All the data must be output exactly as given.

[Dataset entries]
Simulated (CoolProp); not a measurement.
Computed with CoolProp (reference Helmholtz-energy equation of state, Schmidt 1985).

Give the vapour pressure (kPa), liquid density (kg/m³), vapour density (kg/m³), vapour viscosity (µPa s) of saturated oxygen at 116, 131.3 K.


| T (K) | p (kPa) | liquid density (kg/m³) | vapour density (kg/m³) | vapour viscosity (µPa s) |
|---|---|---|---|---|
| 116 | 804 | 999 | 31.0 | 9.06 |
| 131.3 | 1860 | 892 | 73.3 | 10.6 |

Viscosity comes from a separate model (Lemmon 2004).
[/Dataset entries]

Task solution
Simulated (CoolProp); not a measurement.
Computed with CoolProp (reference Helmholtz-energy equation of state, Schmidt 1985).

Give the vapour pressure (kPa), liquid density (kg/m³), vapour density (kg/m³), vapour viscosity (µPa s) of saturated oxygen at 116, 131.3 K.


| T (K) | p (kPa) | liquid density (kg/m³) | vapour density (kg/m³) | vapour viscosity (µPa s) |
|---|---|---|---|---|
| 116 | 804 | 999 | 31.0 | 9.06 |
| 131.3 | 1860 | 892 | 73.3 | 10.6 |

Viscosity comes from a separate model (Lemmon 2004).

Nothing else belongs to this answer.